**GIVEN INFORMATION:**
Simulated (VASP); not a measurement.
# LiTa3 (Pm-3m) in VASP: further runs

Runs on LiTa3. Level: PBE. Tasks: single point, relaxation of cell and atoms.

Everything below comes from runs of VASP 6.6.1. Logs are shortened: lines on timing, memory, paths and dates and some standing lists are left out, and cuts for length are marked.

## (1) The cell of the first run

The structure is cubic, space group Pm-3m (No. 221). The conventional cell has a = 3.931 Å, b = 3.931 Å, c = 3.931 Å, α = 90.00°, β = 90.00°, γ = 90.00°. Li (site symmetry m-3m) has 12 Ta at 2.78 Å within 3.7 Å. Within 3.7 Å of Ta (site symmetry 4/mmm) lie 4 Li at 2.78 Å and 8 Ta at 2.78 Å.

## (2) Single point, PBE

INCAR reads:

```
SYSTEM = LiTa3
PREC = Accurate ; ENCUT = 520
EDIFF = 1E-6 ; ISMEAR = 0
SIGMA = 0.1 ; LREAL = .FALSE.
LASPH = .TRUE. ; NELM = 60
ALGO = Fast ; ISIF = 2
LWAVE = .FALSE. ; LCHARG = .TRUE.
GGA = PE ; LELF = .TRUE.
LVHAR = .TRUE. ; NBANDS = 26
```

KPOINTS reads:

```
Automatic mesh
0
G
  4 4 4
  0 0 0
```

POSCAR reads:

**REQUIREMENT:** Print each entry above again, exactly as it was given.

**RESPONSE:**
Simulated (VASP); not a measurement.
# LiTa3 (Pm-3m) in VASP: further runs

Runs on LiTa3. Level: PBE. Tasks: single point, relaxation of cell and atoms.

Everything below comes from runs of VASP 6.6.1. Logs are shortened: lines on timing, memory, paths and dates and some standing lists are left out, and cuts for length are marked.

## (1) The cell of the first run

The structure is cubic, space group Pm-3m (No. 221). The conventional cell has a = 3.931 Å, b = 3.931 Å, c = 3.931 Å, α = 90.00°, β = 90.00°, γ = 90.00°. Li (site symmetry m-3m) has 12 Ta at 2.78 Å within 3.7 Å. Within 3.7 Å of Ta (site symmetry 4/mmm) lie 4 Li at 2.78 Å and 8 Ta at 2.78 Å.

## (2) Single point, PBE

INCAR reads:

```
SYSTEM = LiTa3
PREC = Accurate ; ENCUT = 520
EDIFF = 1E-6 ; ISMEAR = 0
SIGMA = 0.1 ; LREAL = .FALSE.
LASPH = .TRUE. ; NELM = 60
ALGO = Fast ; ISIF = 2
LWAVE = .FALSE. ; LCHARG = .TRUE.
GGA = PE ; LELF = .TRUE.
LVHAR = .TRUE. ; NBANDS = 26
```

KPOINTS reads:

```
Automatic mesh
0
G
  4 4 4
  0 0 0
```

POSCAR reads:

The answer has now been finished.